* _Work item_: Copy the records below word for word. Stop after the line that contains "Question: What is".

━━━━━ Source data

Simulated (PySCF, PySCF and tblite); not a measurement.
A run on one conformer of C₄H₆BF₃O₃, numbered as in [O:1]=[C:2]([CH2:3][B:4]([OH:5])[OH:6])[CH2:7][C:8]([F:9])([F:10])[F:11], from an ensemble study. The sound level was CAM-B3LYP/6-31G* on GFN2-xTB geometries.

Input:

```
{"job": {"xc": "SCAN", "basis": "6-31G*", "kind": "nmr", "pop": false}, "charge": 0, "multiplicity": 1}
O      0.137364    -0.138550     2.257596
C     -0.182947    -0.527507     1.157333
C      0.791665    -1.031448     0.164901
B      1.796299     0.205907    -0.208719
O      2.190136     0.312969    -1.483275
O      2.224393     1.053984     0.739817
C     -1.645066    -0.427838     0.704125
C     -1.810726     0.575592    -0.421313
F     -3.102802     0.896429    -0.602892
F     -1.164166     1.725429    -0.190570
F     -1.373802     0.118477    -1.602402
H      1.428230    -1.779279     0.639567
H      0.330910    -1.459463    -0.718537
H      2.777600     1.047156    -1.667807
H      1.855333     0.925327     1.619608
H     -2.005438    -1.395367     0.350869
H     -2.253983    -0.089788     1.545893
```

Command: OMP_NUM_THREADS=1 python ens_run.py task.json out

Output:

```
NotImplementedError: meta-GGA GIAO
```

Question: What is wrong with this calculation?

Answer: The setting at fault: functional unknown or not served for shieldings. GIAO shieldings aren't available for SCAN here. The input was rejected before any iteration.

━━━━━━━━━━

* _Result_:
Simulated (PySCF, PySCF and tblite); not a measurement.
A run on one conformer of C₄H₆BF₃O₃, numbered as in [O:1]=[C:2]([CH2:3][B:4]([OH:5])[OH:6])[CH2:7][C:8]([F:9])([F:10])[F:11], from an ensemble study. The sound level was CAM-B3LYP/6-31G* on GFN2-xTB geometries.

Input:

```
{"job": {"xc": "SCAN", "basis": "6-31G*", "kind": "nmr", "pop": false}, "charge": 0, "multiplicity": 1}
O      0.137364    -0.138550     2.257596
C     -0.182947    -0.527507     1.157333
C      0.791665    -1.031448     0.164901
B      1.796299     0.205907    -0.208719
O      2.190136     0.312969    -1.483275
O      2.224393     1.053984     0.739817
C     -1.645066    -0.427838     0.704125
C     -1.810726     0.575592    -0.421313
F     -3.102802     0.896429    -0.602892
F     -1.164166     1.725429    -0.190570
F     -1.373802     0.118477    -1.602402
H      1.428230    -1.779279     0.639567
H      0.330910    -1.459463    -0.718537
H      2.777600     1.047156    -1.667807
H      1.855333     0.925327     1.619608
H     -2.005438    -1.395367     0.350869
H     -2.253983    -0.089788     1.545893
```

Command: OMP_NUM_THREADS=1 python ens_run.py task.json out

Output:

```
NotImplementedError: meta-GGA GIAO
```

Question: What is wrong with this calculation?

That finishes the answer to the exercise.